▶ **WORK INSTRUCTION**
Could you reproduce, word for word, everything below from the line containing "by how much?**" down to the line containing "Bromine: up to", with both of those lines included and no others?

──────── THE DATA ────────

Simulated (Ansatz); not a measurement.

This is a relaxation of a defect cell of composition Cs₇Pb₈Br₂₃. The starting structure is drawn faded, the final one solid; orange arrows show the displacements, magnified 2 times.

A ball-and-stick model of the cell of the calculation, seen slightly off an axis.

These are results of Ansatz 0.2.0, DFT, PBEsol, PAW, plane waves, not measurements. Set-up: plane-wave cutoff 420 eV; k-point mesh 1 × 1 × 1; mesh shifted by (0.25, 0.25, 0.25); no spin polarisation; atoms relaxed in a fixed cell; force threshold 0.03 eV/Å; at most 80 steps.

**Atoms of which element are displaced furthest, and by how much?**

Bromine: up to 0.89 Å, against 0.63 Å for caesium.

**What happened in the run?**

────────

▶ **ANSWER SECTION**
**Atoms of which element are displaced furthest, and by how much?**

Bromine: up to 0.89 Å, against 0.63 Å for caesium.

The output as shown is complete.